Action item. Please repeat the records exactly from their first line, finishing at the line containing "clamped) | 15.7 GPa |" and including it.

BEGIN Data listing
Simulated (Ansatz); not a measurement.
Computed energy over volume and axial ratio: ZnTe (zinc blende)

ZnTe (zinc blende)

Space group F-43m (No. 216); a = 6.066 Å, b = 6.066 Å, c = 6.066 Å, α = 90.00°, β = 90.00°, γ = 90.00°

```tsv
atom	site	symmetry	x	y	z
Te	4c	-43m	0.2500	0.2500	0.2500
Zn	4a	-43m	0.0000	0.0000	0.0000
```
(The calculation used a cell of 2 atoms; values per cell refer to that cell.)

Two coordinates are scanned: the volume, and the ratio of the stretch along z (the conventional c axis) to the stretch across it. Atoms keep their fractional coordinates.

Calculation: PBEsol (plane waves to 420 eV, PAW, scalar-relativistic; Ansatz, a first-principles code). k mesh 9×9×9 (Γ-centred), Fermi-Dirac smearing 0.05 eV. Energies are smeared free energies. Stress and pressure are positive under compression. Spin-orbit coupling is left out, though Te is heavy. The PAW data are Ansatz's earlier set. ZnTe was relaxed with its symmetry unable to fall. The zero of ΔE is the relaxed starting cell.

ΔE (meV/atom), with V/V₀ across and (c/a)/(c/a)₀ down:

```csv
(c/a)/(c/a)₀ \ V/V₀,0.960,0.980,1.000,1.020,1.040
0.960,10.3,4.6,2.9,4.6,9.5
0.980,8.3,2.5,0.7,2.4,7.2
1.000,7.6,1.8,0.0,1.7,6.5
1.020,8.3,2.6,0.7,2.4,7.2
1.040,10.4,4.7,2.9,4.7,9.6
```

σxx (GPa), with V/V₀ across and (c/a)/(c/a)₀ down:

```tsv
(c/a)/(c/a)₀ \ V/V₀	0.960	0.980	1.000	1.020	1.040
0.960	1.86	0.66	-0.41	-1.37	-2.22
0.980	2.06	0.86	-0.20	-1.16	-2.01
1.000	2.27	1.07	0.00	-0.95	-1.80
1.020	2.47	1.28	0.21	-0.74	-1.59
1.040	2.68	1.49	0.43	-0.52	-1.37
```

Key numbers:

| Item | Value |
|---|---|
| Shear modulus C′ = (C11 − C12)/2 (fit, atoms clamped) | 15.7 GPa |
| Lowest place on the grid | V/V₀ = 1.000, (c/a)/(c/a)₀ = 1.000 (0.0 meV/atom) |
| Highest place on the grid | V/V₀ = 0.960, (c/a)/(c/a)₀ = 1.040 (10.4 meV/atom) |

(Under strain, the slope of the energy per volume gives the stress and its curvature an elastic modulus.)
END Data listing

Reply.
Simulated (Ansatz); not a measurement.
Computed energy over volume and axial ratio: ZnTe (zinc blende)

ZnTe (zinc blende)

Space group F-43m (No. 216); a = 6.066 Å, b = 6.066 Å, c = 6.066 Å, α = 90.00°, β = 90.00°, γ = 90.00°

```tsv
atom	site	symmetry	x	y	z
Te	4c	-43m	0.2500	0.2500	0.2500
Zn	4a	-43m	0.0000	0.0000	0.0000
```
(The calculation used a cell of 2 atoms; values per cell refer to that cell.)

Two coordinates are scanned: the volume, and the ratio of the stretch along z (the conventional c axis) to the stretch across it. Atoms keep their fractional coordinates.

Calculation: PBEsol (plane waves to 420 eV, PAW, scalar-relativistic; Ansatz, a first-principles code). k mesh 9×9×9 (Γ-centred), Fermi-Dirac smearing 0.05 eV. Energies are smeared free energies. Stress and pressure are positive under compression. Spin-orbit coupling is left out, though Te is heavy. The PAW data are Ansatz's earlier set. ZnTe was relaxed with its symmetry unable to fall. The zero of ΔE is the relaxed starting cell.

ΔE (meV/atom), with V/V₀ across and (c/a)/(c/a)₀ down:

```csv
(c/a)/(c/a)₀ \ V/V₀,0.960,0.980,1.000,1.020,1.040
0.960,10.3,4.6,2.9,4.6,9.5
0.980,8.3,2.5,0.7,2.4,7.2
1.000,7.6,1.8,0.0,1.7,6.5
1.020,8.3,2.6,0.7,2.4,7.2
1.040,10.4,4.7,2.9,4.7,9.6
```

σxx (GPa), with V/V₀ across and (c/a)/(c/a)₀ down:

```tsv
(c/a)/(c/a)₀ \ V/V₀	0.960	0.980	1.000	1.020	1.040
0.960	1.86	0.66	-0.41	-1.37	-2.22
0.980	2.06	0.86	-0.20	-1.16	-2.01
1.000	2.27	1.07	0.00	-0.95	-1.80
1.020	2.47	1.28	0.21	-0.74	-1.59
1.040	2.68	1.49	0.43	-0.52	-1.37
```

Key numbers:

| Item | Value |
|---|---|
| Shear modulus C′ = (C11 − C12)/2 (fit, atoms clamped) | 15.7 GPa |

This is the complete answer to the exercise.